• **Action item**
Keep only the lines from the top of the listing through the one with "Write a Python", and reproduce them unaltered.

• **Data for analysis**
——————
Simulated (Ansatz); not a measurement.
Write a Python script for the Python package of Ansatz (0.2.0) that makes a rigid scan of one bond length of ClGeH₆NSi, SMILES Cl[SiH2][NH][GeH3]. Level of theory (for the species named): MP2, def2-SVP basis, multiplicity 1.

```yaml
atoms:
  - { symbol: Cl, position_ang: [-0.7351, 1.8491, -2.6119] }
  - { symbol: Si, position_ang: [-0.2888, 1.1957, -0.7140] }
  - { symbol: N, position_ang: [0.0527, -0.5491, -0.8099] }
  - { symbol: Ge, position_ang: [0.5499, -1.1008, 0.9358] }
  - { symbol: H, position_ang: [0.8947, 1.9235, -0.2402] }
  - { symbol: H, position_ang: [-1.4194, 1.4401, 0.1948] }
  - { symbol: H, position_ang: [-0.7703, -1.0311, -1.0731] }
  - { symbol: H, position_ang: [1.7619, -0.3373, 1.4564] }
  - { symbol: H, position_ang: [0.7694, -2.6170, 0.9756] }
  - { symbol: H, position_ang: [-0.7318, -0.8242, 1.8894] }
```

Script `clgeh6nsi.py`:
——————

• **Answer space**
Simulated (Ansatz); not a measurement.
Write a Python script for the Python package of Ansatz (0.2.0) that makes a rigid scan of one bond length of ClGeH₆NSi, SMILES Cl[SiH2][NH][GeH3]. Level of theory (for the species named): MP2, def2-SVP basis, multiplicity 1.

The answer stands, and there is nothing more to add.